Task item.
What you give back should be exactly the opening lines of the data, ending with the line that contains "Species: silicon monosulfide" and including it.

Data excerpts below:

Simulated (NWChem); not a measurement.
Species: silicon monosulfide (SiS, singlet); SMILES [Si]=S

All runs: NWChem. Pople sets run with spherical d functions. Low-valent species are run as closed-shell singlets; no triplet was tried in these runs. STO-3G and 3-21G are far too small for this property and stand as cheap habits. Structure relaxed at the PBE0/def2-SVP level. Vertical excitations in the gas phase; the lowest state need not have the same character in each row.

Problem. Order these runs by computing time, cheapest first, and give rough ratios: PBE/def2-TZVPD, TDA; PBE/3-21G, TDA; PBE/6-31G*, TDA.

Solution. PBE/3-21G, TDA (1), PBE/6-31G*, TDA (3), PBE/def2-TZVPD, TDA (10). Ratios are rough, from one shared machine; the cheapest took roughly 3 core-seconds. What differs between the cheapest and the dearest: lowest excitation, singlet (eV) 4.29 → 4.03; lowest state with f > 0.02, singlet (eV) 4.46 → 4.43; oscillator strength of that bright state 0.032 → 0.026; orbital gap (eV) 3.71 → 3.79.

End of Data excerpts.

Written answer.
Simulated (NWChem); not a measurement.
Species: silicon monosulfide (SiS, singlet); SMILES [Si]=S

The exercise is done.